Brief: Word for word, restate the lines of the data from the first through the one containing "pressure (GPa): 16.3", and nothing else.

[Material supplied Boundary: Start]
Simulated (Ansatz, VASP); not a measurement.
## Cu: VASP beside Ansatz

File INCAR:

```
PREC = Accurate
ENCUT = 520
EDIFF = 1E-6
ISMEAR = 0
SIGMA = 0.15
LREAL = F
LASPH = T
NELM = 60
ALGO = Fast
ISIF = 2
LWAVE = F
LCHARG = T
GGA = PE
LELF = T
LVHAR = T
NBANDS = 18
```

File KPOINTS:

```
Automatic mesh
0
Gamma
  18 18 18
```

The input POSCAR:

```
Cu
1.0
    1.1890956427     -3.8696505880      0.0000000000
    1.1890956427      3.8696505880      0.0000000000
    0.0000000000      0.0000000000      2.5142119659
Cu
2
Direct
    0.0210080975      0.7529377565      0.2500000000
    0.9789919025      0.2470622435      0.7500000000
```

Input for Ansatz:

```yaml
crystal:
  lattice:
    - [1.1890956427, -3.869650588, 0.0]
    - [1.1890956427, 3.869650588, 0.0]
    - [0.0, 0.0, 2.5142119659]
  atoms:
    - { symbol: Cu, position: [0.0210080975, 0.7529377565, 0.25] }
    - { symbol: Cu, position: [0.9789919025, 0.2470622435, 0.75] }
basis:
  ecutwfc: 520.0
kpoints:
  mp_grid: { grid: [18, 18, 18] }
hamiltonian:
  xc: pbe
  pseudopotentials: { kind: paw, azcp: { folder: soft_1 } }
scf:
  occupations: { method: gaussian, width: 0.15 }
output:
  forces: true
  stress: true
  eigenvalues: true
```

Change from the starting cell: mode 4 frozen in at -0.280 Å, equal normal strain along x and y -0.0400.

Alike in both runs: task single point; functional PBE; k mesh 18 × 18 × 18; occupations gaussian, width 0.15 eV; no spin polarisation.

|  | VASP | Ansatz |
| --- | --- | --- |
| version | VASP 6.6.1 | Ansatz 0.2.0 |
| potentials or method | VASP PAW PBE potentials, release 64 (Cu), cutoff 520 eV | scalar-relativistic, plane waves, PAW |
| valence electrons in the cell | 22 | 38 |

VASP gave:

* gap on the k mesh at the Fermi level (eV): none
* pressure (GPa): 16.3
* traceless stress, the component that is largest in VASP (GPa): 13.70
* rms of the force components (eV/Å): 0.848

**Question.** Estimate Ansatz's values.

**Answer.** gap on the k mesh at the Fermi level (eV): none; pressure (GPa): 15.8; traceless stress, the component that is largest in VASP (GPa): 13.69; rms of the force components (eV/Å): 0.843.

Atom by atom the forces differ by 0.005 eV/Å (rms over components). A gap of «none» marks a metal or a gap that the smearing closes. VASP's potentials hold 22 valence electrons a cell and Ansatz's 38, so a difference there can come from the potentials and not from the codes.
[Material supplied Boundary: End]

Written reply:
Simulated (Ansatz, VASP); not a measurement.
## Cu: VASP beside Ansatz

File INCAR:

```
PREC = Accurate
ENCUT = 520
EDIFF = 1E-6
ISMEAR = 0
SIGMA = 0.15
LREAL = F
LASPH = T
NELM = 60
ALGO = Fast
ISIF = 2
LWAVE = F
LCHARG = T
GGA = PE
LELF = T
LVHAR = T
NBANDS = 18
```

File KPOINTS:

```
Automatic mesh
0
Gamma
  18 18 18
```

The input POSCAR:

```
Cu
1.0
    1.1890956427     -3.8696505880      0.0000000000
    1.1890956427      3.8696505880      0.0000000000
    0.0000000000      0.0000000000      2.5142119659
Cu
2
Direct
    0.0210080975      0.7529377565      0.2500000000
    0.9789919025      0.2470622435      0.7500000000
```

Input for Ansatz:

```yaml
crystal:
  lattice:
    - [1.1890956427, -3.869650588, 0.0]
    - [1.1890956427, 3.869650588, 0.0]
    - [0.0, 0.0, 2.5142119659]
  atoms:
    - { symbol: Cu, position: [0.0210080975, 0.7529377565, 0.25] }
    - { symbol: Cu, position: [0.9789919025, 0.2470622435, 0.75] }
basis:
  ecutwfc: 520.0
kpoints:
  mp_grid: { grid: [18, 18, 18] }
hamiltonian:
  xc: pbe
  pseudopotentials: { kind: paw, azcp: { folder: soft_1 } }
scf:
  occupations: { method: gaussian, width: 0.15 }
output:
  forces: true
  stress: true
  eigenvalues: true
```

Change from the starting cell: mode 4 frozen in at -0.280 Å, equal normal strain along x and y -0.0400.

Alike in both runs: task single point; functional PBE; k mesh 18 × 18 × 18; occupations gaussian, width 0.15 eV; no spin polarisation.

|  | VASP | Ansatz |
| --- | --- | --- |
| version | VASP 6.6.1 | Ansatz 0.2.0 |
| potentials or method | VASP PAW PBE potentials, release 64 (Cu), cutoff 520 eV | scalar-relativistic, plane waves, PAW |
| valence electrons in the cell | 22 | 38 |

VASP gave:

* gap on the k mesh at the Fermi level (eV): none
* pressure (GPa): 16.3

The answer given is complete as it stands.